▶ GIVEN DATA
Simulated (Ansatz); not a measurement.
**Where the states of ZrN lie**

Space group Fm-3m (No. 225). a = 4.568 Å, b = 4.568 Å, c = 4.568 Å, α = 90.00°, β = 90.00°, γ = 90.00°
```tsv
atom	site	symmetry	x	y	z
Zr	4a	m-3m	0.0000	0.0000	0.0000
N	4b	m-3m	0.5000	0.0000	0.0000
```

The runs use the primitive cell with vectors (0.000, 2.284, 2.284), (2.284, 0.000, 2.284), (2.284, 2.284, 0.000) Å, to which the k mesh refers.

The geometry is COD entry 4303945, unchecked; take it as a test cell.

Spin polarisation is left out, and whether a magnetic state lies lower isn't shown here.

▶ WORK TASK
Please copy all of the data above exactly.

▶ WRITTEN RESPONSE
Simulated (Ansatz); not a measurement.
**Where the states of ZrN lie**

Space group Fm-3m (No. 225). a = 4.568 Å, b = 4.568 Å, c = 4.568 Å, α = 90.00°, β = 90.00°, γ = 90.00°
```tsv
atom	site	symmetry	x	y	z
Zr	4a	m-3m	0.0000	0.0000	0.0000
N	4b	m-3m	0.5000	0.0000	0.0000
```

The runs use the primitive cell with vectors (0.000, 2.284, 2.284), (2.284, 0.000, 2.284), (2.284, 2.284, 0.000) Å, to which the k mesh refers.

The geometry is COD entry 4303945, unchecked; take it as a test cell.

Spin polarisation is left out, and whether a magnetic state lies lower isn't shown here.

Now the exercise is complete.